§ **Action item**: Below are some entries. Repeat exactly the lines from the one with "Level of theory: HF/def2-SVP" through the one with "What is the", and only those.

Segment Open

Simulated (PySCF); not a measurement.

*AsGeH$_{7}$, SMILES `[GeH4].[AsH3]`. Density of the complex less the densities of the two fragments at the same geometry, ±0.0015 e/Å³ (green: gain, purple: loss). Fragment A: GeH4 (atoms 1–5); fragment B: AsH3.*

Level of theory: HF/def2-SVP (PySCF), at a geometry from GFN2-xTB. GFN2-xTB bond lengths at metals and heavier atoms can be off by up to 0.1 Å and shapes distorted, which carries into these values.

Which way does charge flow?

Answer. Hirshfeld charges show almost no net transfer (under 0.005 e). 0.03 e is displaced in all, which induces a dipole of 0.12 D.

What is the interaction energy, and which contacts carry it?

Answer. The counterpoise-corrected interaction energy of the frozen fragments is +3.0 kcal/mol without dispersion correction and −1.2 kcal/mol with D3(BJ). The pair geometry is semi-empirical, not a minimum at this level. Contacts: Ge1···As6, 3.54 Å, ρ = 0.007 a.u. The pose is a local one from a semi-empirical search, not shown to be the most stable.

Segment Closed

§ **Solution**:
Level of theory: HF/def2-SVP (PySCF), at a geometry from GFN2-xTB. GFN2-xTB bond lengths at metals and heavier atoms can be off by up to 0.1 Å and shapes distorted, which carries into these values.

Which way does charge flow?

Answer. Hirshfeld charges show almost no net transfer (under 0.005 e). 0.03 e is displaced in all, which induces a dipole of 0.12 D.

What is the interaction energy, and which contacts carry it?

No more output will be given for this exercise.